EXTRACTED INFORMATION.
=== Begin Enclosure ===

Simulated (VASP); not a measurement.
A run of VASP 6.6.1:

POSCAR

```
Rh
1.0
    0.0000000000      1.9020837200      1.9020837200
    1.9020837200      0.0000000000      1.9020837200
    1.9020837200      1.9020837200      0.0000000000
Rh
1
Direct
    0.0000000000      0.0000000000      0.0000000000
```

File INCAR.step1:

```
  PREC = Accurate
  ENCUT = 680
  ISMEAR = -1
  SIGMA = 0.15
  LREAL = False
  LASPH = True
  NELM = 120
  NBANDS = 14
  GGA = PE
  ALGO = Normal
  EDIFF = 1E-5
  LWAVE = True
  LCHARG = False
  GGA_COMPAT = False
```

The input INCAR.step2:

=== End Enclosure ===

WORK ITEM.
Retype every line of the data, keeping each one exactly as it is.

YOUR RESPONSE.
Simulated (VASP); not a measurement.
A run of VASP 6.6.1:

POSCAR

```
Rh
1.0
    0.0000000000      1.9020837200      1.9020837200
    1.9020837200      0.0000000000      1.9020837200
    1.9020837200      1.9020837200      0.0000000000
Rh
1
Direct
    0.0000000000      0.0000000000      0.0000000000
```

File INCAR.step1:

```
  PREC = Accurate
  ENCUT = 680
  ISMEAR = -1
  SIGMA = 0.15
  LREAL = False
  LASPH = True
  NELM = 120
  NBANDS = 14
  GGA = PE
  ALGO = Normal
  EDIFF = 1E-5
  LWAVE = True
  LCHARG = False
  GGA_COMPAT = False
```

The input INCAR.step2:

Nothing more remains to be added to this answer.